--
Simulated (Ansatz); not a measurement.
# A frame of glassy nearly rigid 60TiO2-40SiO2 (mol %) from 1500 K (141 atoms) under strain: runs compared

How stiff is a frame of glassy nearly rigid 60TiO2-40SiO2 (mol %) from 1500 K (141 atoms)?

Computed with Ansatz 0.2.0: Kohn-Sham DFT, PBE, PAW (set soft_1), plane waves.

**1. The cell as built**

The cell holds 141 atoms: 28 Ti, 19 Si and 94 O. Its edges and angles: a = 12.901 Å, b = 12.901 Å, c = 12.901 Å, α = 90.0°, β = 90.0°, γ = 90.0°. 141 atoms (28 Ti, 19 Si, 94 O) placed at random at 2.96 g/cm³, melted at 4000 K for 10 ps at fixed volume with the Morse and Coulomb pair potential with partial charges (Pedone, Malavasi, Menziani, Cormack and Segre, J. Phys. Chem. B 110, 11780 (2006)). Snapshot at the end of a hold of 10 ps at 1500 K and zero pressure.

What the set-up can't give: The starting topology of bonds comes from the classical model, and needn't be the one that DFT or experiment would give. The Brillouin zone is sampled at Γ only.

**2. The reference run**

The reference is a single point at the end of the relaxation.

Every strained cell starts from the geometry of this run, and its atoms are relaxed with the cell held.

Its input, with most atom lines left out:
--

WORK INSTRUCTION: Copy out, word for word, the part of the entries above that begins at the line with "How stiff is" and ends at the line with "cell as built**", including both.

SOLUTION:
How stiff is a frame of glassy nearly rigid 60TiO2-40SiO2 (mol %) from 1500 K (141 atoms)?

Computed with Ansatz 0.2.0: Kohn-Sham DFT, PBE, PAW (set soft_1), plane waves.

**1. The cell as built**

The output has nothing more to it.